- REQUIRED ACTION -
Reproduce exactly the lines from the top of the records below through the line holding "Answer: It has".

** MATERIAL SHOWN follows **
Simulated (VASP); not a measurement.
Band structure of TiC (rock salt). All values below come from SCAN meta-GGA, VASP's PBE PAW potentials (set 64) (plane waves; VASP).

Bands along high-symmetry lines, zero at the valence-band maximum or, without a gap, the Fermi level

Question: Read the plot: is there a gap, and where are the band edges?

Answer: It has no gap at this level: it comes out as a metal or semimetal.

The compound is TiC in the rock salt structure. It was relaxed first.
** End of MATERIAL SHOWN **

- WRITTEN REPLY -
Simulated (VASP); not a measurement.
Band structure of TiC (rock salt). All values below come from SCAN meta-GGA, VASP's PBE PAW potentials (set 64) (plane waves; VASP).

Bands along high-symmetry lines, zero at the valence-band maximum or, without a gap, the Fermi level

Question: Read the plot: is there a gap, and where are the band edges?

Answer: It has no gap at this level: it comes out as a metal or semimetal.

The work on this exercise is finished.